**Study material:**
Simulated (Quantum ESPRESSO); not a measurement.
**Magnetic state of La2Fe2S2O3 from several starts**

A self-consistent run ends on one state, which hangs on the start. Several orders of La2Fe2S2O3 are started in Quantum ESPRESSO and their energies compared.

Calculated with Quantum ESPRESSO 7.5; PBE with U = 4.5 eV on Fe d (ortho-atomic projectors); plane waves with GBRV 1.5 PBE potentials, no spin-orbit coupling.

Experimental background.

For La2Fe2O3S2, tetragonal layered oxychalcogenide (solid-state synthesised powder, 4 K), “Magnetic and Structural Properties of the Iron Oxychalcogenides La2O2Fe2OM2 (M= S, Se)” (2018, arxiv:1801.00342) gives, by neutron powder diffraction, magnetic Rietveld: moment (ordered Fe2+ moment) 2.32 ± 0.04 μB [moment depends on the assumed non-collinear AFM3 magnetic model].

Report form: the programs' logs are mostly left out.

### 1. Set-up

**Brief:**
Reproduce all the entries above. Match them exactly.

**Task solution:**
Simulated (Quantum ESPRESSO); not a measurement.
**Magnetic state of La2Fe2S2O3 from several starts**

A self-consistent run ends on one state, which hangs on the start. Several orders of La2Fe2S2O3 are started in Quantum ESPRESSO and their energies compared.

Calculated with Quantum ESPRESSO 7.5; PBE with U = 4.5 eV on Fe d (ortho-atomic projectors); plane waves with GBRV 1.5 PBE potentials, no spin-orbit coupling.

Experimental background.

For La2Fe2O3S2, tetragonal layered oxychalcogenide (solid-state synthesised powder, 4 K), “Magnetic and Structural Properties of the Iron Oxychalcogenides La2O2Fe2OM2 (M= S, Se)” (2018, arxiv:1801.00342) gives, by neutron powder diffraction, magnetic Rietveld: moment (ordered Fe2+ moment) 2.32 ± 0.04 μB [moment depends on the assumed non-collinear AFM3 magnetic model].

Report form: the programs' logs are mostly left out.

### 1. Set-up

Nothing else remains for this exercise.